Dataset records:

====

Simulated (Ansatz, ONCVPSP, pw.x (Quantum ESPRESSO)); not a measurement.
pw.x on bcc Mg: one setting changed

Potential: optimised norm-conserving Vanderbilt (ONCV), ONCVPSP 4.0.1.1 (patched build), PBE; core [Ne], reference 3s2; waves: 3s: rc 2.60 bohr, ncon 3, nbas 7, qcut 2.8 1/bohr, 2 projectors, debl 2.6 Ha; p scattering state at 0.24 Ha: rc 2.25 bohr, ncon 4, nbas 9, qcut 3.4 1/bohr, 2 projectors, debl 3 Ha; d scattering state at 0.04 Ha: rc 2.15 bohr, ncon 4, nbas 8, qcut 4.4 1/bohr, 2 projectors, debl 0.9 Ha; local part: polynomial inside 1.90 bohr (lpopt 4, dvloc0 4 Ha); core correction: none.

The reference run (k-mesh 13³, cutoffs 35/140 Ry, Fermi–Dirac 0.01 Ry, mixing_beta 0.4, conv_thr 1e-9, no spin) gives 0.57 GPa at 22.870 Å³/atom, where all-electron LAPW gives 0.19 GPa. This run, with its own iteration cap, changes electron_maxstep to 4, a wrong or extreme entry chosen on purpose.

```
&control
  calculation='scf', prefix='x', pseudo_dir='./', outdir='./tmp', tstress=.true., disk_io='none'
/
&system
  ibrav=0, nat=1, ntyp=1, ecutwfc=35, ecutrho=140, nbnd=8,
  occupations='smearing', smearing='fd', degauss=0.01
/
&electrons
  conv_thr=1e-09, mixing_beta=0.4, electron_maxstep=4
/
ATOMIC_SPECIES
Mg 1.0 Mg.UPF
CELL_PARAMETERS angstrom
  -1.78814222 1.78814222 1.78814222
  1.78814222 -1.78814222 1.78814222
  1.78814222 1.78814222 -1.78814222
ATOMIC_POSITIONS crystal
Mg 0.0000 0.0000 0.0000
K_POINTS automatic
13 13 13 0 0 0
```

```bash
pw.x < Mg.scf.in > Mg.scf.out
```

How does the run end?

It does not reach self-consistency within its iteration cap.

====

From the data above, output only the lines between the line containing "Potential: optimised norm-conserving" and the line containing "How does the run end?", inclusive, exactly as written.

Potential: optimised norm-conserving Vanderbilt (ONCV), ONCVPSP 4.0.1.1 (patched build), PBE; core [Ne], reference 3s2; waves: 3s: rc 2.60 bohr, ncon 3, nbas 7, qcut 2.8 1/bohr, 2 projectors, debl 2.6 Ha; p scattering state at 0.24 Ha: rc 2.25 bohr, ncon 4, nbas 9, qcut 3.4 1/bohr, 2 projectors, debl 3 Ha; d scattering state at 0.04 Ha: rc 2.15 bohr, ncon 4, nbas 8, qcut 4.4 1/bohr, 2 projectors, debl 0.9 Ha; local part: polynomial inside 1.90 bohr (lpopt 4, dvloc0 4 Ha); core correction: none.

The reference run (k-mesh 13³, cutoffs 35/140 Ry, Fermi–Dirac 0.01 Ry, mixing_beta 0.4, conv_thr 1e-9, no spin) gives 0.57 GPa at 22.870 Å³/atom, where all-electron LAPW gives 0.19 GPa. This run, with its own iteration cap, changes electron_maxstep to 4, a wrong or extreme entry chosen on purpose.

```
&control
  calculation='scf', prefix='x', pseudo_dir='./', outdir='./tmp', tstress=.true., disk_io='none'
/
&system
  ibrav=0, nat=1, ntyp=1, ecutwfc=35, ecutrho=140, nbnd=8,
  occupations='smearing', smearing='fd', degauss=0.01
/
&electrons
  conv_thr=1e-09, mixing_beta=0.4, electron_maxstep=4
/
ATOMIC_SPECIES
Mg 1.0 Mg.UPF
CELL_PARAMETERS angstrom
  -1.78814222 1.78814222 1.78814222
  1.78814222 -1.78814222 1.78814222
  1.78814222 1.78814222 -1.78814222
ATOMIC_POSITIONS crystal
Mg 0.0000 0.0000 0.0000
K_POINTS automatic
13 13 13 0 0 0
```

```bash
pw.x < Mg.scf.in > Mg.scf.out
```

How does the run end?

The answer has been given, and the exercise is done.